• Work instruction
Find the line with "Computed with PBEsol, GPAW" and the line with "Settings: mode = pw;" in the entries below; output exactly those two lines, every line between them, and no others.

:::
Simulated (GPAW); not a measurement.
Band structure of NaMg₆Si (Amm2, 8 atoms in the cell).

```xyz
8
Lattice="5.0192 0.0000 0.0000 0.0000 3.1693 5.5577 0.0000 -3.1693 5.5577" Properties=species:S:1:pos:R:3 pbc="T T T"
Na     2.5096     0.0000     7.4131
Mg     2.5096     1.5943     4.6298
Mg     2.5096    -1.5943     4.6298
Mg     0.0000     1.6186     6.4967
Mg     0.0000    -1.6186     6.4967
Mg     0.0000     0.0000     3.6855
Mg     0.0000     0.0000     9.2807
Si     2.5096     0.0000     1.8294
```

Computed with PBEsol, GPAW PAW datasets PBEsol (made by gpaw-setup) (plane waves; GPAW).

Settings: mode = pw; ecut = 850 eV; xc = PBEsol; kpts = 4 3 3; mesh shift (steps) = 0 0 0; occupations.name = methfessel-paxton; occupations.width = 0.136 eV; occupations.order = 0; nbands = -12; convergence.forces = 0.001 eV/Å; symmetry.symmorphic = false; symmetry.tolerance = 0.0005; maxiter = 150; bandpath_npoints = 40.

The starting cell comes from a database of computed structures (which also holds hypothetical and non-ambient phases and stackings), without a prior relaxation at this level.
:::

• Problem solution
Computed with PBEsol, GPAW PAW datasets PBEsol (made by gpaw-setup) (plane waves; GPAW).

Settings: mode = pw; ecut = 850 eV; xc = PBEsol; kpts = 4 3 3; mesh shift (steps) = 0 0 0; occupations.name = methfessel-paxton; occupations.width = 0.136 eV; occupations.order = 0; nbands = -12; convergence.forces = 0.001 eV/Å; symmetry.symmorphic = false; symmetry.tolerance = 0.0005; maxiter = 150; bandpath_npoints = 40.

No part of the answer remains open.